BEGIN

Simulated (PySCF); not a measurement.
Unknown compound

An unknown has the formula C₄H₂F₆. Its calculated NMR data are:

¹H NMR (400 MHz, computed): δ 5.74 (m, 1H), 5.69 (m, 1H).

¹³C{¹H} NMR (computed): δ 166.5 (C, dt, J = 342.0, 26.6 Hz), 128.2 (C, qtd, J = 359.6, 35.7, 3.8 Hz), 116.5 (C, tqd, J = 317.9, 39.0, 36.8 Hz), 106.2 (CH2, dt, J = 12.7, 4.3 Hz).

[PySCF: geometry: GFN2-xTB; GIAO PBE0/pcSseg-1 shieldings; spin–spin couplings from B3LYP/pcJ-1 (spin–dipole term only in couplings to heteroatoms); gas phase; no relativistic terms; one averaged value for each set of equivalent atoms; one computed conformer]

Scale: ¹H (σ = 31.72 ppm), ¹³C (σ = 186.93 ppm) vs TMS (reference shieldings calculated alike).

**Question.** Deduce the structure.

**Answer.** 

END

(Work task) Word for word, transcribe the entire listing shown above.

(Answer space)
Simulated (PySCF); not a measurement.
Unknown compound

An unknown has the formula C₄H₂F₆. Its calculated NMR data are:

¹H NMR (400 MHz, computed): δ 5.74 (m, 1H), 5.69 (m, 1H).

¹³C{¹H} NMR (computed): δ 166.5 (C, dt, J = 342.0, 26.6 Hz), 128.2 (C, qtd, J = 359.6, 35.7, 3.8 Hz), 116.5 (C, tqd, J = 317.9, 39.0, 36.8 Hz), 106.2 (CH2, dt, J = 12.7, 4.3 Hz).

[PySCF: geometry: GFN2-xTB; GIAO PBE0/pcSseg-1 shieldings; spin–spin couplings from B3LYP/pcJ-1 (spin–dipole term only in couplings to heteroatoms); gas phase; no relativistic terms; one averaged value for each set of equivalent atoms; one computed conformer]

Scale: ¹H (σ = 31.72 ppm), ¹³C (σ = 186.93 ppm) vs TMS (reference shieldings calculated alike).

**Question.** Deduce the structure.

**Answer.** 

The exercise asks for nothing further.